Action item> Give back exactly the first lines of the entries below, through the line with "Potentials or basis: VASP".

###

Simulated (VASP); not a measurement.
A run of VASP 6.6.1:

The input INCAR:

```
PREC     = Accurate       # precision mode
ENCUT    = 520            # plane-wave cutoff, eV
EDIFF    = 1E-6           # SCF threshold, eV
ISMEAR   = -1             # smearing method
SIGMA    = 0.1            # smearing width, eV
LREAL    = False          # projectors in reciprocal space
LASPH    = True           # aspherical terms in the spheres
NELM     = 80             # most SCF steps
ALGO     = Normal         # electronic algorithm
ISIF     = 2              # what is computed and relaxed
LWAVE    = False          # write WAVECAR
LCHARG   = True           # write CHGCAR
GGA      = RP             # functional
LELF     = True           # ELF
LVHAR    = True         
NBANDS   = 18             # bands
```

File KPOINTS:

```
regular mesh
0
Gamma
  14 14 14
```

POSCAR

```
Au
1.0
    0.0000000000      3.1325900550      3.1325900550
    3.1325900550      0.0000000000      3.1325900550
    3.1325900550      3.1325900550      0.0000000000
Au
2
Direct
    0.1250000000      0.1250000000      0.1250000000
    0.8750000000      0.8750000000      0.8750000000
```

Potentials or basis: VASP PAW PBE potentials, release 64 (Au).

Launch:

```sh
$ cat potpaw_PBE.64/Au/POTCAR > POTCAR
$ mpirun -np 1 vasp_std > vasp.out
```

###

Task answer>
Simulated (VASP); not a measurement.
A run of VASP 6.6.1:

The input INCAR:

```
PREC     = Accurate       # precision mode
ENCUT    = 520            # plane-wave cutoff, eV
EDIFF    = 1E-6           # SCF threshold, eV
ISMEAR   = -1             # smearing method
SIGMA    = 0.1            # smearing width, eV
LREAL    = False          # projectors in reciprocal space
LASPH    = True           # aspherical terms in the spheres
NELM     = 80             # most SCF steps
ALGO     = Normal         # electronic algorithm
ISIF     = 2              # what is computed and relaxed
LWAVE    = False          # write WAVECAR
LCHARG   = True           # write CHGCAR
GGA      = RP             # functional
LELF     = True           # ELF
LVHAR    = True         
NBANDS   = 18             # bands
```

File KPOINTS:

```
regular mesh
0
Gamma
  14 14 14
```

POSCAR

```
Au
1.0
    0.0000000000      3.1325900550      3.1325900550
    3.1325900550      0.0000000000      3.1325900550
    3.1325900550      3.1325900550      0.0000000000
Au
2
Direct
    0.1250000000      0.1250000000      0.1250000000
    0.8750000000      0.8750000000      0.8750000000
```

Potentials or basis: VASP PAW PBE potentials, release 64 (Au).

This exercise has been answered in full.